The data is to be set down once more, exactly as it reads.

*** Opening Excerpted records ***

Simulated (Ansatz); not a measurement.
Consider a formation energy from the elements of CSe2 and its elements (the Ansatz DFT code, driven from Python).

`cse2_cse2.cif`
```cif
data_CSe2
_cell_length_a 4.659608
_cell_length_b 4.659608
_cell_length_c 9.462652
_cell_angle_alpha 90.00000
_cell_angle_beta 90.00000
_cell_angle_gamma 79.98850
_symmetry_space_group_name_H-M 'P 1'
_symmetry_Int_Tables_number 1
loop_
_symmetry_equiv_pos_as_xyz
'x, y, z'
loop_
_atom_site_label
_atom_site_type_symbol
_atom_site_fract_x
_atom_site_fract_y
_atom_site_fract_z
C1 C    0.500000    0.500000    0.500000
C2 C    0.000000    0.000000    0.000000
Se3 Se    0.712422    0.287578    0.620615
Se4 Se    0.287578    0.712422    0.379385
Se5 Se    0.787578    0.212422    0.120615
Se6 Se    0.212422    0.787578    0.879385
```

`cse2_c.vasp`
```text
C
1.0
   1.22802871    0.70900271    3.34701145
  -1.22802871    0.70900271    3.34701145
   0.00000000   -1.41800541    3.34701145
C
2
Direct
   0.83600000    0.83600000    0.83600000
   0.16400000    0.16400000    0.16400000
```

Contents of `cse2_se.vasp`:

*** Closing Excerpted records ***

_Reply_:
Simulated (Ansatz); not a measurement.
Consider a formation energy from the elements of CSe2 and its elements (the Ansatz DFT code, driven from Python).

`cse2_cse2.cif`
```cif
data_CSe2
_cell_length_a 4.659608
_cell_length_b 4.659608
_cell_length_c 9.462652
_cell_angle_alpha 90.00000
_cell_angle_beta 90.00000
_cell_angle_gamma 79.98850
_symmetry_space_group_name_H-M 'P 1'
_symmetry_Int_Tables_number 1
loop_
_symmetry_equiv_pos_as_xyz
'x, y, z'
loop_
_atom_site_label
_atom_site_type_symbol
_atom_site_fract_x
_atom_site_fract_y
_atom_site_fract_z
C1 C    0.500000    0.500000    0.500000
C2 C    0.000000    0.000000    0.000000
Se3 Se    0.712422    0.287578    0.620615
Se4 Se    0.287578    0.712422    0.379385
Se5 Se    0.787578    0.212422    0.120615
Se6 Se    0.212422    0.787578    0.879385
```

`cse2_c.vasp`
```text
C
1.0
   1.22802871    0.70900271    3.34701145
  -1.22802871    0.70900271    3.34701145
   0.00000000   -1.41800541    3.34701145
C
2
Direct
   0.83600000    0.83600000    0.83600000
   0.16400000    0.16400000    0.16400000
```

Contents of `cse2_se.vasp`:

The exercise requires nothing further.